===============

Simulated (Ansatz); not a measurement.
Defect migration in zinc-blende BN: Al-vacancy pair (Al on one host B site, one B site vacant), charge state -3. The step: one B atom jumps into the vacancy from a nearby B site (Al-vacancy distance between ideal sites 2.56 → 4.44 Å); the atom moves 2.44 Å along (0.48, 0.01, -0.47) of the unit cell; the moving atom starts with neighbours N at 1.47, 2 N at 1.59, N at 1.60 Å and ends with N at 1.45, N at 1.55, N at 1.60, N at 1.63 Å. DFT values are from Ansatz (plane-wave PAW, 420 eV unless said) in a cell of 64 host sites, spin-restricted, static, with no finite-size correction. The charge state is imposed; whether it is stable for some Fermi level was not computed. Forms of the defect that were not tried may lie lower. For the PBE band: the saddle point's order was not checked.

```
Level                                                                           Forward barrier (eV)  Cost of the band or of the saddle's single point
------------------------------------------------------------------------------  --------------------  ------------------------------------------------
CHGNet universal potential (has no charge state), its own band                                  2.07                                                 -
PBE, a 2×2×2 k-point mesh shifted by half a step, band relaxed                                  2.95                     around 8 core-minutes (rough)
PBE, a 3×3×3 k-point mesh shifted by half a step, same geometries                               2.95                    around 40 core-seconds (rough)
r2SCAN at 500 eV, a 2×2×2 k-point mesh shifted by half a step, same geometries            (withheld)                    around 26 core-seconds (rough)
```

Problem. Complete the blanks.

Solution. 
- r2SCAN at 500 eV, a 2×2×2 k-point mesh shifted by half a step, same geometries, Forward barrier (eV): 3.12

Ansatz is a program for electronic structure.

===============

From the first line of the listing above through the line that contains "- r2SCAN at", set down each line without alteration, and nothing else.

Simulated (Ansatz); not a measurement.
Defect migration in zinc-blende BN: Al-vacancy pair (Al on one host B site, one B site vacant), charge state -3. The step: one B atom jumps into the vacancy from a nearby B site (Al-vacancy distance between ideal sites 2.56 → 4.44 Å); the atom moves 2.44 Å along (0.48, 0.01, -0.47) of the unit cell; the moving atom starts with neighbours N at 1.47, 2 N at 1.59, N at 1.60 Å and ends with N at 1.45, N at 1.55, N at 1.60, N at 1.63 Å. DFT values are from Ansatz (plane-wave PAW, 420 eV unless said) in a cell of 64 host sites, spin-restricted, static, with no finite-size correction. The charge state is imposed; whether it is stable for some Fermi level was not computed. Forms of the defect that were not tried may lie lower. For the PBE band: the saddle point's order was not checked.

```
Level                                                                           Forward barrier (eV)  Cost of the band or of the saddle's single point
------------------------------------------------------------------------------  --------------------  ------------------------------------------------
CHGNet universal potential (has no charge state), its own band                                  2.07                                                 -
PBE, a 2×2×2 k-point mesh shifted by half a step, band relaxed                                  2.95                     around 8 core-minutes (rough)
PBE, a 3×3×3 k-point mesh shifted by half a step, same geometries                               2.95                    around 40 core-seconds (rough)
r2SCAN at 500 eV, a 2×2×2 k-point mesh shifted by half a step, same geometries            (withheld)                    around 26 core-seconds (rough)
```

Problem. Complete the blanks.

Solution. 
- r2SCAN at 500 eV, a 2×2×2 k-point mesh shifted by half a step, same geometries, Forward barrier (eV): 3.12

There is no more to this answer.